» **GIVEN INFORMATION**
= Beginning of Section =
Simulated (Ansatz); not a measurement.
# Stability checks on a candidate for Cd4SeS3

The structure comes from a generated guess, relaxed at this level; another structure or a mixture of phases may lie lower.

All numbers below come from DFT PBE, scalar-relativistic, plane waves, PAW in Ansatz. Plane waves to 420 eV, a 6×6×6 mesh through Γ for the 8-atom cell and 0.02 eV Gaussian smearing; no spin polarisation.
= End of Section =

» **BRIEF**
All the entries must be retyped exactly.

» **SOLUTION**
Simulated (Ansatz); not a measurement.
# Stability checks on a candidate for Cd4SeS3

The structure comes from a generated guess, relaxed at this level; another structure or a mixture of phases may lie lower.

All numbers below come from DFT PBE, scalar-relativistic, plane waves, PAW in Ansatz. Plane waves to 420 eV, a 6×6×6 mesh through Γ for the 8-atom cell and 0.02 eV Gaussian smearing; no spin polarisation.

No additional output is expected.